## [Information provided]
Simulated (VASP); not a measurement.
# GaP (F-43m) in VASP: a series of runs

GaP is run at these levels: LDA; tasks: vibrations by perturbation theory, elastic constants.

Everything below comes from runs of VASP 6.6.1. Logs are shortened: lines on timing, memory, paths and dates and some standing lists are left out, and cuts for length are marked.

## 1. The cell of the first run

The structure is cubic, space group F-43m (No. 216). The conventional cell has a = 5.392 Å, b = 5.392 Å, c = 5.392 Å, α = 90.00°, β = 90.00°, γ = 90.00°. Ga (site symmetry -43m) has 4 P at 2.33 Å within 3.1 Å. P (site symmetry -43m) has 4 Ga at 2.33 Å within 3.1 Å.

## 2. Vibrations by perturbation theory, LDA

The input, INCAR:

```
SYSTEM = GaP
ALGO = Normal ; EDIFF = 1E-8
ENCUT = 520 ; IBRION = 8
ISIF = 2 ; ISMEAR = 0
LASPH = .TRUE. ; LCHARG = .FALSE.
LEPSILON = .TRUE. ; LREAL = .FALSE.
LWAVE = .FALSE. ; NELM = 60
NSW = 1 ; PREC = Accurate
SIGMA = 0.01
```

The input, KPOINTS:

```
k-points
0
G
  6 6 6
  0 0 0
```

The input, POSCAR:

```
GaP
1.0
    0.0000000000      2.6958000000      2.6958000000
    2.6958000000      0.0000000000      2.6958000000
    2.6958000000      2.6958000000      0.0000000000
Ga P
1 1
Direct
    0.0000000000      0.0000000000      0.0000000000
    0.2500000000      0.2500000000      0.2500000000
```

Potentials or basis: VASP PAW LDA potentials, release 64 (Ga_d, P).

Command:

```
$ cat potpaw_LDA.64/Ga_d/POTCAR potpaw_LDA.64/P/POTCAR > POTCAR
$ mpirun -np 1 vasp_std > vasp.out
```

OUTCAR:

## [Brief]
Copy the lines of the data above exactly as written, beginning with the line containing "# GaP (F-43m) in VASP: a series of runs" and ending with the line containing "## 1. The cell of the first run", and leave out all other lines.

## [Reply]
# GaP (F-43m) in VASP: a series of runs

GaP is run at these levels: LDA; tasks: vibrations by perturbation theory, elastic constants.

Everything below comes from runs of VASP 6.6.1. Logs are shortened: lines on timing, memory, paths and dates and some standing lists are left out, and cuts for length are marked.

## 1. The cell of the first run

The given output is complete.